> _Extracted records_
+ + +
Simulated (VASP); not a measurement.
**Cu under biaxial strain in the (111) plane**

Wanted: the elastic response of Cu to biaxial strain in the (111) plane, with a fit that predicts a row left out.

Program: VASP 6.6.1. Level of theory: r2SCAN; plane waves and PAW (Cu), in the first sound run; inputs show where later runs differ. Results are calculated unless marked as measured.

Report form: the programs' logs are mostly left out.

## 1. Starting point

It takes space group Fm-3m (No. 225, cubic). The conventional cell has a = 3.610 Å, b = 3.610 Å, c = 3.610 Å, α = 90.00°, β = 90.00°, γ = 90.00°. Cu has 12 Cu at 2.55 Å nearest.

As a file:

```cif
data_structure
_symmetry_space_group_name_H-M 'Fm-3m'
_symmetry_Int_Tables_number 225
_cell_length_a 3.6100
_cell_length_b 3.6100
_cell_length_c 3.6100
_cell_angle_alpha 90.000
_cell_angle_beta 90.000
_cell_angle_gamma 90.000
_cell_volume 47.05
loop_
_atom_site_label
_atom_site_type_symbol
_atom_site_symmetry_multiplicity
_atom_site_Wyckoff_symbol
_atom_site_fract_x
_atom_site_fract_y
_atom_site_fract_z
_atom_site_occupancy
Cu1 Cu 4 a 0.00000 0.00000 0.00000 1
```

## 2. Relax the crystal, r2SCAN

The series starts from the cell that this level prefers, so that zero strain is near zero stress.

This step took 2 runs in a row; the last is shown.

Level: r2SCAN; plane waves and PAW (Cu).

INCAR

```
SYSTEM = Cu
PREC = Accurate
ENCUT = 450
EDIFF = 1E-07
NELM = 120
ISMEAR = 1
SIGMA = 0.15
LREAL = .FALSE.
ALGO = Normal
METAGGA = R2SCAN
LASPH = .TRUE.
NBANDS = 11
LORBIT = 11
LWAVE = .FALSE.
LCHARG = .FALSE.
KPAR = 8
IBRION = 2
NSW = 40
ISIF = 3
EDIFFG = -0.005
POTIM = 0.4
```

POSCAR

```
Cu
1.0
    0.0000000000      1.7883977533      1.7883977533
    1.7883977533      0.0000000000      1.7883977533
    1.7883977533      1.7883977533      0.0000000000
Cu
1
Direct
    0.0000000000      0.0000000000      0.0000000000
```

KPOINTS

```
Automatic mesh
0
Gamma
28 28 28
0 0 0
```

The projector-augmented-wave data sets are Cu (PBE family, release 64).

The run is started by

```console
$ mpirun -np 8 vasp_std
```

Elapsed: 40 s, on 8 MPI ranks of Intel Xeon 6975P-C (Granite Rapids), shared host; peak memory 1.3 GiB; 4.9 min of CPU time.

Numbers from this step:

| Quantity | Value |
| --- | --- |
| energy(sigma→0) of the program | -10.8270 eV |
+ + +

Where the line with "## 1. Starting point" ends, your copy should end too; please return exactly the lines from the first line of the data through it.

Simulated (VASP); not a measurement.
**Cu under biaxial strain in the (111) plane**

Wanted: the elastic response of Cu to biaxial strain in the (111) plane, with a fit that predicts a row left out.

Program: VASP 6.6.1. Level of theory: r2SCAN; plane waves and PAW (Cu), in the first sound run; inputs show where later runs differ. Results are calculated unless marked as measured.

Report form: the programs' logs are mostly left out.

## 1. Starting point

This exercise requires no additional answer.